┄┄┄┄┄┄┄┄┄┄
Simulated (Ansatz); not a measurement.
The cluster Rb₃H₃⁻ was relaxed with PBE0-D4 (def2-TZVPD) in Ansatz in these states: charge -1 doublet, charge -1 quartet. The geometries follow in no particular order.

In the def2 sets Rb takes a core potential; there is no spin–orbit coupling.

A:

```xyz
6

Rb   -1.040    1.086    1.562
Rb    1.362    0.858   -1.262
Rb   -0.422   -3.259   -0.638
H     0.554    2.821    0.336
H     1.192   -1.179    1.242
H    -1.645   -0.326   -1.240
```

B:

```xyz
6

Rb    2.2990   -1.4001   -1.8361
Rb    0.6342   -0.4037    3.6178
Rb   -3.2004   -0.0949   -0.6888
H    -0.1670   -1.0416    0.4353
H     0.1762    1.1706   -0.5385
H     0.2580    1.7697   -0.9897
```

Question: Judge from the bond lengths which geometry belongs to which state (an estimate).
┄┄┄┄┄┄┄┄┄┄

• WORK TASK: Could you retype all of the entries exactly, leaving none out?

• EXERCISE ANSWER:
Simulated (Ansatz); not a measurement.
The cluster Rb₃H₃⁻ was relaxed with PBE0-D4 (def2-TZVPD) in Ansatz in these states: charge -1 doublet, charge -1 quartet. The geometries follow in no particular order.

In the def2 sets Rb takes a core potential; there is no spin–orbit coupling.

A:

```xyz
6

Rb   -1.040    1.086    1.562
Rb    1.362    0.858   -1.262
Rb   -0.422   -3.259   -0.638
H     0.554    2.821    0.336
H     1.192   -1.179    1.242
H    -1.645   -0.326   -1.240
```

B:

```xyz
6

Rb    2.2990   -1.4001   -1.8361
Rb    0.6342   -0.4037    3.6178
Rb   -3.2004   -0.0949   -0.6888
H    -0.1670   -1.0416    0.4353
H     0.1762    1.1706   -0.5385
H     0.2580    1.7697   -0.9897
```

Question: Judge from the bond lengths which geometry belongs to which state (an estimate).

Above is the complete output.